WORK REQUEST:
For the material that follows, return exactly the lines from the one with "Alike in both" through the one with "the smearing closes.", both ends included.

(DATA FOR REVIEW begins)
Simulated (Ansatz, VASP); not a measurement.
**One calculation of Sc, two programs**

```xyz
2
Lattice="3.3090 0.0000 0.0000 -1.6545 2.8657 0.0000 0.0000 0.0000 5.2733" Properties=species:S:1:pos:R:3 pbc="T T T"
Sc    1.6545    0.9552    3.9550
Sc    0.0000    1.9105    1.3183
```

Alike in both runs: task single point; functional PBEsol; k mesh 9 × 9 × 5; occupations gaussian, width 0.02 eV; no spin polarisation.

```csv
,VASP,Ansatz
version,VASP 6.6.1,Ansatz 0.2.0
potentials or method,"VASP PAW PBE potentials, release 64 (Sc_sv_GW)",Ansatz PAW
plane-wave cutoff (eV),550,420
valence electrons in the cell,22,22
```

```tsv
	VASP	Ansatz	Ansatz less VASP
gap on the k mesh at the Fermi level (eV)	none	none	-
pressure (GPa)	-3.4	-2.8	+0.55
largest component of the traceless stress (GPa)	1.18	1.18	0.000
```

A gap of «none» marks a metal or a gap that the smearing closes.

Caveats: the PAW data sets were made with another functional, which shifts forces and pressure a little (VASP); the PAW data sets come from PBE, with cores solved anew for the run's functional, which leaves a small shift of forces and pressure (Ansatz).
(DATA FOR REVIEW ends)

EXERCISE RESULT:
Alike in both runs: task single point; functional PBEsol; k mesh 9 × 9 × 5; occupations gaussian, width 0.02 eV; no spin polarisation.

```csv
,VASP,Ansatz
version,VASP 6.6.1,Ansatz 0.2.0
potentials or method,"VASP PAW PBE potentials, release 64 (Sc_sv_GW)",Ansatz PAW
plane-wave cutoff (eV),550,420
valence electrons in the cell,22,22
```

```tsv
	VASP	Ansatz	Ansatz less VASP
gap on the k mesh at the Fermi level (eV)	none	none	-
pressure (GPa)	-3.4	-2.8	+0.55
largest component of the traceless stress (GPa)	1.18	1.18	0.000
```

A gap of «none» marks a metal or a gap that the smearing closes.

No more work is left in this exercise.